> ASSIGNED TASK
Give back the entries exactly, ending with the "Compressing In: a fit and a missing row" line.

> INFORMATION
────────────────────

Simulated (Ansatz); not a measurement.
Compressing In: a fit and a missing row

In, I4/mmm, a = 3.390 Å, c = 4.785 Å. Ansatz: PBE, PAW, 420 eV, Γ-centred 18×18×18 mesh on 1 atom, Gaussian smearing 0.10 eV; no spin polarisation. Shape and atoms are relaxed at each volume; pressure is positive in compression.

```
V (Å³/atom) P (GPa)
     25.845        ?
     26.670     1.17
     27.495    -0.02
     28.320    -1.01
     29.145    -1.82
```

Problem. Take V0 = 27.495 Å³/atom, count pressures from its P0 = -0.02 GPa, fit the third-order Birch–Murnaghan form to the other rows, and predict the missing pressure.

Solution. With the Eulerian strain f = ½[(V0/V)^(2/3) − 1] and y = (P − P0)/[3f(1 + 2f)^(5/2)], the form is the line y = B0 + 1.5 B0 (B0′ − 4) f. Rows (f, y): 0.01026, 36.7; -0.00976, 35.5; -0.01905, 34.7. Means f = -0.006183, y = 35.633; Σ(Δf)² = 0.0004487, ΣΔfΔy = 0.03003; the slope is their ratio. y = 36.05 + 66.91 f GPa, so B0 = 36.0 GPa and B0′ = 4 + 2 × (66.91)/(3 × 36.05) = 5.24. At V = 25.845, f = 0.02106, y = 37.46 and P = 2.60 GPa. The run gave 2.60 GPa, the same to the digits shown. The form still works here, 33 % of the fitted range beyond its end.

────────────────────

> TASK RESPONSE
Simulated (Ansatz); not a measurement.
Compressing In: a fit and a missing row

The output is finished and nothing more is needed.